== Segment start ==
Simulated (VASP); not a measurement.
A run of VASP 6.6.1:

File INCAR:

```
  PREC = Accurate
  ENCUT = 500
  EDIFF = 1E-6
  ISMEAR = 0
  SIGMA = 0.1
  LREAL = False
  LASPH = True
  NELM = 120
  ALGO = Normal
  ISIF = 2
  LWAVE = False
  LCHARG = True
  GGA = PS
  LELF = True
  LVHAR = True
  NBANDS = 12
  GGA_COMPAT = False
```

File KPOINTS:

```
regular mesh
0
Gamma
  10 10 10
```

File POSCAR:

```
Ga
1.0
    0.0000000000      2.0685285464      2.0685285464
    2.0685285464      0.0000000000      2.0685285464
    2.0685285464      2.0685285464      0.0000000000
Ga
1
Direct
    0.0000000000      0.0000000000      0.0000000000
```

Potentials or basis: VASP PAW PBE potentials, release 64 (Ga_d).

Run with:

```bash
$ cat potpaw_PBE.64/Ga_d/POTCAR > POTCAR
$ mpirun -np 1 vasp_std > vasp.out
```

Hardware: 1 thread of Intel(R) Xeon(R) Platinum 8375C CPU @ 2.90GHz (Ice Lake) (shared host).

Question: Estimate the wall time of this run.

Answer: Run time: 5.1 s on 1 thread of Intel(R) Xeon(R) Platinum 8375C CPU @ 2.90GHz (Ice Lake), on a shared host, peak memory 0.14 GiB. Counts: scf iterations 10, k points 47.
== Segment end ==

**WORK REQUEST**
Your task for the entries above: copy exactly the span starting with the line with "Potentials or basis: VASP" and going on through the line with "Question: Estimate the wall time of this run.", both lines included, and nothing else.

**ANSWER SPACE**
Potentials or basis: VASP PAW PBE potentials, release 64 (Ga_d).

Run with:

```bash
$ cat potpaw_PBE.64/Ga_d/POTCAR > POTCAR
$ mpirun -np 1 vasp_std > vasp.out
```

Hardware: 1 thread of Intel(R) Xeon(R) Platinum 8375C CPU @ 2.90GHz (Ice Lake) (shared host).

Question: Estimate the wall time of this run.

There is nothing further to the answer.